↓
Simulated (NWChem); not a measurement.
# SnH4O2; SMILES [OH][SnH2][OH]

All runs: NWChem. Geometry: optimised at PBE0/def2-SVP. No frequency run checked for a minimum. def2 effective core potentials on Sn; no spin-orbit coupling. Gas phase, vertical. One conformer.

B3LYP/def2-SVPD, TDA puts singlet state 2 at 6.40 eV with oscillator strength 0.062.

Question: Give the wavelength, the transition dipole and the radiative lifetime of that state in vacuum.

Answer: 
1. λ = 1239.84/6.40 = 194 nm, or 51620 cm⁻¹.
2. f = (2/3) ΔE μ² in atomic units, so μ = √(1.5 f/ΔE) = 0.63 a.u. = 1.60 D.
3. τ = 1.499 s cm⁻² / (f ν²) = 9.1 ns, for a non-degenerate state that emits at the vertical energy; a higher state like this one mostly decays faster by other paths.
↑

* **ASSIGNED TASK**
Your answer must be the lines above from the one containing "# SnH4O2; SMILES [OH][SnH2][OH]" to the one containing "2. f = (2/3) ΔE", both included, restated word for word.

* **YOUR RESPONSE**
# SnH4O2; SMILES [OH][SnH2][OH]

All runs: NWChem. Geometry: optimised at PBE0/def2-SVP. No frequency run checked for a minimum. def2 effective core potentials on Sn; no spin-orbit coupling. Gas phase, vertical. One conformer.

B3LYP/def2-SVPD, TDA puts singlet state 2 at 6.40 eV with oscillator strength 0.062.

Question: Give the wavelength, the transition dipole and the radiative lifetime of that state in vacuum.

Answer: 
1. λ = 1239.84/6.40 = 194 nm, or 51620 cm⁻¹.
2. f = (2/3) ΔE μ² in atomic units, so μ = √(1.5 f/ΔE) = 0.63 a.u. = 1.60 D.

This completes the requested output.